### RECORDS PROVIDED
========================

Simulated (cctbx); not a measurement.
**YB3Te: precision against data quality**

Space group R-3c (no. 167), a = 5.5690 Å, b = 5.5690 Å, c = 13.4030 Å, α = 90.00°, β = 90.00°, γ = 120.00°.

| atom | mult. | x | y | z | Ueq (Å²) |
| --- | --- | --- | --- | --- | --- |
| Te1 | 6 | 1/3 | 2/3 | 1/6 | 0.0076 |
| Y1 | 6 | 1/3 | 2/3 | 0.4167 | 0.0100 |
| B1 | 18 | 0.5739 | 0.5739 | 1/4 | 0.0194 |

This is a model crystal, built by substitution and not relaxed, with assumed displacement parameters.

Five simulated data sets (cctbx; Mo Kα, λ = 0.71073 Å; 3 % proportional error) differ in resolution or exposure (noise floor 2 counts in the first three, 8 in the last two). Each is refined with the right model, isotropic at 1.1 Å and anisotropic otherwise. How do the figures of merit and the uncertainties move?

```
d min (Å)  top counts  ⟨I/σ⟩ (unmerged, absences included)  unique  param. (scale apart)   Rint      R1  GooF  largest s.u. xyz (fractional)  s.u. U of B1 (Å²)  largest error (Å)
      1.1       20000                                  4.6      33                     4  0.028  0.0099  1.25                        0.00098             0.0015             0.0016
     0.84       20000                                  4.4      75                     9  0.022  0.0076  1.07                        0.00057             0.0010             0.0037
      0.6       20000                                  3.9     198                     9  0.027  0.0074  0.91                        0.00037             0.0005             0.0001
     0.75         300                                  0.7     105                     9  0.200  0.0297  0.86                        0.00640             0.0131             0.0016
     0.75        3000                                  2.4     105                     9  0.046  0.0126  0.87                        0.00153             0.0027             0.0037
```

========================

### REQUIREMENT
With the first line being the one containing "1/4 | 0.0194 |" and the last line the one containing "This is a model", transcribe exactly the lines above that fall in that range.

### ANSWER SPACE
| B1 | 18 | 0.5739 | 0.5739 | 1/4 | 0.0194 |

This is a model crystal, built by substitution and not relaxed, with assumed displacement parameters.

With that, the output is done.